Recorded data:
== Segment start ==

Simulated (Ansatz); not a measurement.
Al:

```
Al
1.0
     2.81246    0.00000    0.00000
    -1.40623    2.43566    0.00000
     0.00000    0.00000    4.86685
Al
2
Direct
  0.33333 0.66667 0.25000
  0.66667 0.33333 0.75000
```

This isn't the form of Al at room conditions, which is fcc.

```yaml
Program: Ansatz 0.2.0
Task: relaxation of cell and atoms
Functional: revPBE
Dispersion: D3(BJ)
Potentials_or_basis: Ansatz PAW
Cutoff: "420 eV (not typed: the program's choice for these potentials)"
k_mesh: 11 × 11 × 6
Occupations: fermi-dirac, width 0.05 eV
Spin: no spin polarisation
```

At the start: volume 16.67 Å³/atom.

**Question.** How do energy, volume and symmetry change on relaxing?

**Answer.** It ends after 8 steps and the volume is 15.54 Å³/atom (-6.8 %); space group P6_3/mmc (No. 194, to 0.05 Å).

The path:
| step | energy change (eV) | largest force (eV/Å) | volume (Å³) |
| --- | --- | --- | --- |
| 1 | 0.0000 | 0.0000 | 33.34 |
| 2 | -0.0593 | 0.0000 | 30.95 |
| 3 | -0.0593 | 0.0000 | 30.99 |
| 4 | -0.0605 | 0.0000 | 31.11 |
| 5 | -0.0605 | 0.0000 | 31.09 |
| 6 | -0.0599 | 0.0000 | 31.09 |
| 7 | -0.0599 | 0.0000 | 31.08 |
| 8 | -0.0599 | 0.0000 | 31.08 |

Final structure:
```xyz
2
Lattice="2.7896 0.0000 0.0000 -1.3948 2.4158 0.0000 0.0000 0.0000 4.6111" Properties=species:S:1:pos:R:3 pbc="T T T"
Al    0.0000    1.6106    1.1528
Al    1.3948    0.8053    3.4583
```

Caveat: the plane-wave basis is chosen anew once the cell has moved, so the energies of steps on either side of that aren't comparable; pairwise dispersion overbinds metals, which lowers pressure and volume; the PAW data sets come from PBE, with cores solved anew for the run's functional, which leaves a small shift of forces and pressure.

== Segment end ==

Activity: Repeat word for word every line from the start of the entries to the line holding "At the start: volume 16.67 Å³/atom.", inclusive, and nothing else.

Answer space:
Simulated (Ansatz); not a measurement.
Al:

```
Al
1.0
     2.81246    0.00000    0.00000
    -1.40623    2.43566    0.00000
     0.00000    0.00000    4.86685
Al
2
Direct
  0.33333 0.66667 0.25000
  0.66667 0.33333 0.75000
```

This isn't the form of Al at room conditions, which is fcc.

```yaml
Program: Ansatz 0.2.0
Task: relaxation of cell and atoms
Functional: revPBE
Dispersion: D3(BJ)
Potentials_or_basis: Ansatz PAW
Cutoff: "420 eV (not typed: the program's choice for these potentials)"
k_mesh: 11 × 11 × 6
Occupations: fermi-dirac, width 0.05 eV
Spin: no spin polarisation
```

At the start: volume 16.67 Å³/atom.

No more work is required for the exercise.